_REQUIRED ACTION_: Each record below is to be reproduced without any change.

_INPUT DATA_:
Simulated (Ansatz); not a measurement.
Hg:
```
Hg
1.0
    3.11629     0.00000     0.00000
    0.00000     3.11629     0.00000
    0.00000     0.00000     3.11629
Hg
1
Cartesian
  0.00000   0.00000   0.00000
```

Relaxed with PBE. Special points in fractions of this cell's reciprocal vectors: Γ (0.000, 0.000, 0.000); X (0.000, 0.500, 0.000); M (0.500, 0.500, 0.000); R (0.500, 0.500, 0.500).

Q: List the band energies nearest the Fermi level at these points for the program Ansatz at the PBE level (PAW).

_ANSWER AREA_:
Simulated (Ansatz); not a measurement.
Hg:
```
Hg
1.0
    3.11629     0.00000     0.00000
    0.00000     3.11629     0.00000
    0.00000     0.00000     3.11629
Hg
1
Cartesian
  0.00000   0.00000   0.00000
```

Relaxed with PBE. Special points in fractions of this cell's reciprocal vectors: Γ (0.000, 0.000, 0.000); X (0.000, 0.500, 0.000); M (0.500, 0.500, 0.000); R (0.500, 0.500, 0.500).

Q: List the band energies nearest the Fermi level at these points for the program Ansatz at the PBE level (PAW).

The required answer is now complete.